TASK ITEM
For the material below, output exactly the span from the line with "(Rb_sv, Si, H)." to the line with "Question: Estimate the wall time of this run.", including both, and nothing besides.

SUPPLIED MATERIAL
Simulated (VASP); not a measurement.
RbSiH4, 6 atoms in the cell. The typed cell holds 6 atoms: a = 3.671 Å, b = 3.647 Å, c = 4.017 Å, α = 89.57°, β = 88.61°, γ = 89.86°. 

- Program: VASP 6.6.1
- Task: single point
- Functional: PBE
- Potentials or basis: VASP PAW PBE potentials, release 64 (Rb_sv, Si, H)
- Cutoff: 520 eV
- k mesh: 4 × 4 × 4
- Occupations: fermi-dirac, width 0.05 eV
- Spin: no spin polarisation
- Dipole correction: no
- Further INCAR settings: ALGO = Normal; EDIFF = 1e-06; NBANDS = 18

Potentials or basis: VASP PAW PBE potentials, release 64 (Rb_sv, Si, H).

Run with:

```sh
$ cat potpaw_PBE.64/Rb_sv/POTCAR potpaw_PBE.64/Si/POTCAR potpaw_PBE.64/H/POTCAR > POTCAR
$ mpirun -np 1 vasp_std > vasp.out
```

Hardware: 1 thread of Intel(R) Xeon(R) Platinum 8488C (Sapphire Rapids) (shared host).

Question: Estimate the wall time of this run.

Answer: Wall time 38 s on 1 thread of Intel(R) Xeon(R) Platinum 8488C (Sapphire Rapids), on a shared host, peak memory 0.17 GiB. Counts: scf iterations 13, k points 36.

EXERCISE ANSWER
Potentials or basis: VASP PAW PBE potentials, release 64 (Rb_sv, Si, H).

Run with:

```sh
$ cat potpaw_PBE.64/Rb_sv/POTCAR potpaw_PBE.64/Si/POTCAR potpaw_PBE.64/H/POTCAR > POTCAR
$ mpirun -np 1 vasp_std > vasp.out
```

Hardware: 1 thread of Intel(R) Xeon(R) Platinum 8488C (Sapphire Rapids) (shared host).

Question: Estimate the wall time of this run.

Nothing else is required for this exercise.